§ **Record set**
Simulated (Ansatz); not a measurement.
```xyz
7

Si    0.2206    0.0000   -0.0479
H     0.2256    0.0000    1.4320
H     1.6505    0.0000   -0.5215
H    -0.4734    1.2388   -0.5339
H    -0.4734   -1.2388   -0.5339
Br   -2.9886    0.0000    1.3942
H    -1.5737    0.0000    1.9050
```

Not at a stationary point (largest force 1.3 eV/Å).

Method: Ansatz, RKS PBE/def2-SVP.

§ **Work item**
Reproduce the data exactly, altering nothing.

§ **Your solution**
Simulated (Ansatz); not a measurement.
```xyz
7

Si    0.2206    0.0000   -0.0479
H     0.2256    0.0000    1.4320
H     1.6505    0.0000   -0.5215
H    -0.4734    1.2388   -0.5339
H    -0.4734   -1.2388   -0.5339
Br   -2.9886    0.0000    1.3942
H    -1.5737    0.0000    1.9050
```

Not at a stationary point (largest force 1.3 eV/Å).

Method: Ansatz, RKS PBE/def2-SVP.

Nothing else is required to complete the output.